WORK REQUEST: Somewhere below, one line contains "# OLYP excitations of the silver ion Ag⁺" and a later line contains "Run time, properties". Output those two lines and everything between them exactly, and nothing else.

DATA:
....................

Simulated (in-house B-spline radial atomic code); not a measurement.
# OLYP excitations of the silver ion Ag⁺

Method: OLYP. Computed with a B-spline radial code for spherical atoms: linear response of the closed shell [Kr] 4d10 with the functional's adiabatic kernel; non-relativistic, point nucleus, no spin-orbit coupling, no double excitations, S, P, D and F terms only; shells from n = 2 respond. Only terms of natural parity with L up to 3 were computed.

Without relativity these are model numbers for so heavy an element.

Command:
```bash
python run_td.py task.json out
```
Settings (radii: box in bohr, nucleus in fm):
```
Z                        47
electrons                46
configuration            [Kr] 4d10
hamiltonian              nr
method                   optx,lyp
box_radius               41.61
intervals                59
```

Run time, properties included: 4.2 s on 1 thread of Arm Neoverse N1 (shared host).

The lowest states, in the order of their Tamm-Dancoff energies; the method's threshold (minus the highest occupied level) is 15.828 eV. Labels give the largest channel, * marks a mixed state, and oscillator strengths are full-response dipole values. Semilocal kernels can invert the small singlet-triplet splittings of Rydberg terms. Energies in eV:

....................

TASK RESULT:
# OLYP excitations of the silver ion Ag⁺

Method: OLYP. Computed with a B-spline radial code for spherical atoms: linear response of the closed shell [Kr] 4d10 with the functional's adiabatic kernel; non-relativistic, point nucleus, no spin-orbit coupling, no double excitations, S, P, D and F terms only; shells from n = 2 respond. Only terms of natural parity with L up to 3 were computed.

Without relativity these are model numbers for so heavy an element.

Command:
```bash
python run_td.py task.json out
```
Settings (radii: box in bohr, nucleus in fm):
```
Z                        47
electrons                46
configuration            [Kr] 4d10
hamiltonian              nr
method                   optx,lyp
box_radius               41.61
intervals                59
```

Run time, properties included: 4.2 s on 1 thread of Arm Neoverse N1 (shared host).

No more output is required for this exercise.